Work request:
Each line below should be repeated exactly as it stands.

-------------------------
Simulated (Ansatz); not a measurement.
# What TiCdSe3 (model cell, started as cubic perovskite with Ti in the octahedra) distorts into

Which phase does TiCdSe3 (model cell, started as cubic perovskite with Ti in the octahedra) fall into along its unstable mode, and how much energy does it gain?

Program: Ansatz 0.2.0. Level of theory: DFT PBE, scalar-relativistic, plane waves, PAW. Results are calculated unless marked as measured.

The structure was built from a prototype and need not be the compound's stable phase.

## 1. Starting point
-------------------------

Written reply:
Simulated (Ansatz); not a measurement.
# What TiCdSe3 (model cell, started as cubic perovskite with Ti in the octahedra) distorts into

Which phase does TiCdSe3 (model cell, started as cubic perovskite with Ti in the octahedra) fall into along its unstable mode, and how much energy does it gain?

Program: Ansatz 0.2.0. Level of theory: DFT PBE, scalar-relativistic, plane waves, PAW. Results are calculated unless marked as measured.

The structure was built from a prototype and need not be the compound's stable phase.

## 1. Starting point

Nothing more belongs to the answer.